## [Supplied information]
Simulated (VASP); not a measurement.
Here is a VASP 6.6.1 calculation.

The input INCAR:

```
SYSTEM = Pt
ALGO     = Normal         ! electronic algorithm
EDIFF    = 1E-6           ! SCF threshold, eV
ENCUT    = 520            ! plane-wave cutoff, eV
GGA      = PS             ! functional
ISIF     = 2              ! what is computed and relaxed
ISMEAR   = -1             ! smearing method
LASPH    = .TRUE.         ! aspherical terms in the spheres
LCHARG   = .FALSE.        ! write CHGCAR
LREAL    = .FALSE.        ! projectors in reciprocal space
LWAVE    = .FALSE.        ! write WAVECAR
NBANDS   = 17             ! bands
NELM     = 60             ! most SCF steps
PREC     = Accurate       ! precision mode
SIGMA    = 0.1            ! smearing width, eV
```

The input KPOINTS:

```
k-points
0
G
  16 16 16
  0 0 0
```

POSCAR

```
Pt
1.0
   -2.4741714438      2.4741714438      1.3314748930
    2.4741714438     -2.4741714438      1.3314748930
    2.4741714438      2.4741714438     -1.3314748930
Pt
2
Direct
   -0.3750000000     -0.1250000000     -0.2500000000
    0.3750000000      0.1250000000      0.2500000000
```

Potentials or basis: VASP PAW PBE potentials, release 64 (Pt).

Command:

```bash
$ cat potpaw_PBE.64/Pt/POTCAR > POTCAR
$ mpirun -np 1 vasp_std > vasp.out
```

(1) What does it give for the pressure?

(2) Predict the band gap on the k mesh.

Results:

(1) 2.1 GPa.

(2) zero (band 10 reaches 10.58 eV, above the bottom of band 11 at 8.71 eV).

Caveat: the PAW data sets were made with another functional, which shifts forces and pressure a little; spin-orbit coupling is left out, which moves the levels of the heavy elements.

## [Requirement]
Beginning with the very first line of the material, please return exactly each line down to and including the one with "(2) zero (band".

## [Exercise answer]
Simulated (VASP); not a measurement.
Here is a VASP 6.6.1 calculation.

The input INCAR:

```
SYSTEM = Pt
ALGO     = Normal         ! electronic algorithm
EDIFF    = 1E-6           ! SCF threshold, eV
ENCUT    = 520            ! plane-wave cutoff, eV
GGA      = PS             ! functional
ISIF     = 2              ! what is computed and relaxed
ISMEAR   = -1             ! smearing method
LASPH    = .TRUE.         ! aspherical terms in the spheres
LCHARG   = .FALSE.        ! write CHGCAR
LREAL    = .FALSE.        ! projectors in reciprocal space
LWAVE    = .FALSE.        ! write WAVECAR
NBANDS   = 17             ! bands
NELM     = 60             ! most SCF steps
PREC     = Accurate       ! precision mode
SIGMA    = 0.1            ! smearing width, eV
```

The input KPOINTS:

```
k-points
0
G
  16 16 16
  0 0 0
```

POSCAR

```
Pt
1.0
   -2.4741714438      2.4741714438      1.3314748930
    2.4741714438     -2.4741714438      1.3314748930
    2.4741714438      2.4741714438     -1.3314748930
Pt
2
Direct
   -0.3750000000     -0.1250000000     -0.2500000000
    0.3750000000      0.1250000000      0.2500000000
```

Potentials or basis: VASP PAW PBE potentials, release 64 (Pt).

Command:

```bash
$ cat potpaw_PBE.64/Pt/POTCAR > POTCAR
$ mpirun -np 1 vasp_std > vasp.out
```

(1) What does it give for the pressure?

(2) Predict the band gap on the k mesh.

Results:

(1) 2.1 GPa.

(2) zero (band 10 reaches 10.58 eV, above the bottom of band 11 at 8.71 eV).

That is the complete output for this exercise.